########

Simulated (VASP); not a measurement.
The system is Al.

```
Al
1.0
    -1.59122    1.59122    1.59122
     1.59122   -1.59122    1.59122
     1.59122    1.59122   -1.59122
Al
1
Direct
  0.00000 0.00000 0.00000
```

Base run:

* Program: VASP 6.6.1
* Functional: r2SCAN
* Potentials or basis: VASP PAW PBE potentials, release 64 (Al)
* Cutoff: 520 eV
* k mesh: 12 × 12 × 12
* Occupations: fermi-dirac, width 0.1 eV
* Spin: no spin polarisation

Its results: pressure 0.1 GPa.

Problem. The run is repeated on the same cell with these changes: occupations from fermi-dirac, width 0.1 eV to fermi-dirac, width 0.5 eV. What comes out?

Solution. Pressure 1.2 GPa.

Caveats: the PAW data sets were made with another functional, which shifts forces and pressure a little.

########

Work request: Reproduce the data in its entirety, matching each character.

Answer section:
Simulated (VASP); not a measurement.
The system is Al.

```
Al
1.0
    -1.59122    1.59122    1.59122
     1.59122   -1.59122    1.59122
     1.59122    1.59122   -1.59122
Al
1
Direct
  0.00000 0.00000 0.00000
```

Base run:

* Program: VASP 6.6.1
* Functional: r2SCAN
* Potentials or basis: VASP PAW PBE potentials, release 64 (Al)
* Cutoff: 520 eV
* k mesh: 12 × 12 × 12
* Occupations: fermi-dirac, width 0.1 eV
* Spin: no spin polarisation

Its results: pressure 0.1 GPa.

Problem. The run is repeated on the same cell with these changes: occupations from fermi-dirac, width 0.1 eV to fermi-dirac, width 0.5 eV. What comes out?

Solution. Pressure 1.2 GPa.

Caveats: the PAW data sets were made with another functional, which shifts forces and pressure a little.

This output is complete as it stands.